<<<<

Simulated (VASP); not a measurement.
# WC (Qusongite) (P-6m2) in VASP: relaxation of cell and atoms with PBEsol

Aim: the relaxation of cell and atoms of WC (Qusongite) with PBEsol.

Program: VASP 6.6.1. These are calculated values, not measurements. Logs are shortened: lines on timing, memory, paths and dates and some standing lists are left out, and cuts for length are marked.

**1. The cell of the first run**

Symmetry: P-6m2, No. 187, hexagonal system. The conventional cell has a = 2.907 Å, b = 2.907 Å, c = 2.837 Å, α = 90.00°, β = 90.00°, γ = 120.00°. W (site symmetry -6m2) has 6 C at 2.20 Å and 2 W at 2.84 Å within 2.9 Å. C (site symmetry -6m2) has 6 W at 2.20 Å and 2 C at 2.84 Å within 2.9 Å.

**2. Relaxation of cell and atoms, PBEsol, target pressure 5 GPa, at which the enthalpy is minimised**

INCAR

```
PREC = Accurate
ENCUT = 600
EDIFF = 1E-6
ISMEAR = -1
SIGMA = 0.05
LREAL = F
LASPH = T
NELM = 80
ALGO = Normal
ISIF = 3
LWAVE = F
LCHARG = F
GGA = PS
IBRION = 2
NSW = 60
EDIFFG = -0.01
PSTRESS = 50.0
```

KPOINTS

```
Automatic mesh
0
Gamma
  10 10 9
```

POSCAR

>>>>

#### [Activity]
Out of the data above, give again only the lines starting at the one holding "Aim: the relaxation" and ending at the one holding "the first run**", unchanged.

#### [Response box]
Aim: the relaxation of cell and atoms of WC (Qusongite) with PBEsol.

Program: VASP 6.6.1. These are calculated values, not measurements. Logs are shortened: lines on timing, memory, paths and dates and some standing lists are left out, and cuts for length are marked.

**1. The cell of the first run**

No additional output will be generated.